● WORK REQUEST: Look below for the lines from the one with "Method: TDDFT PBE0/def2-SVPD, vertical, gas" to the one with "This one command", and copy exactly those lines, both ends included.

● EXCERPTED DATA:
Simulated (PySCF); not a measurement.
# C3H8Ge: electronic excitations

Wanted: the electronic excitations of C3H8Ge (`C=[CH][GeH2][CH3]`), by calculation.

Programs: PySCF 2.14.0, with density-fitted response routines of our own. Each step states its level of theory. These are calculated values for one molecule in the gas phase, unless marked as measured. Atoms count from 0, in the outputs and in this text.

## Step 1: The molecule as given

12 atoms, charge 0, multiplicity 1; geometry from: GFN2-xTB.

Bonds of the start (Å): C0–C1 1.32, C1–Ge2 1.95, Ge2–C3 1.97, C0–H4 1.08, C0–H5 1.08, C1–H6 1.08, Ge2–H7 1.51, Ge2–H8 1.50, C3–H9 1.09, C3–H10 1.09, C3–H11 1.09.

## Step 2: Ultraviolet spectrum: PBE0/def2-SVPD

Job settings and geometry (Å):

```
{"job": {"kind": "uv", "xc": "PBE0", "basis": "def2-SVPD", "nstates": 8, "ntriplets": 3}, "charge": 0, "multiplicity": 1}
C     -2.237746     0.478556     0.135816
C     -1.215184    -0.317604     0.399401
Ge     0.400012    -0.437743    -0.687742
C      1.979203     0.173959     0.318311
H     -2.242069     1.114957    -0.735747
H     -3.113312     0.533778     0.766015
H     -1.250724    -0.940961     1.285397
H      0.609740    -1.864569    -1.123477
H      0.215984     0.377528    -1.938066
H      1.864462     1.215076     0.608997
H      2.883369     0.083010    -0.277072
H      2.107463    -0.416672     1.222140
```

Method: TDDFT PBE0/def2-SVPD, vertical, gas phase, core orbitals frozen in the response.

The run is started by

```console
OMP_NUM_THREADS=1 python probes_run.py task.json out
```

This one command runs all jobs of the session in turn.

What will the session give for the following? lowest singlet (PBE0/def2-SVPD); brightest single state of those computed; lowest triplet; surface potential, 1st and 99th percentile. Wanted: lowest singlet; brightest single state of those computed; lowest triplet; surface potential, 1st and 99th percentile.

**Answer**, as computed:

● TASK OUTPUT:
Method: TDDFT PBE0/def2-SVPD, vertical, gas phase, core orbitals frozen in the response.

The run is started by

```console
OMP_NUM_THREADS=1 python probes_run.py task.json out
```

This one command runs all jobs of the session in turn.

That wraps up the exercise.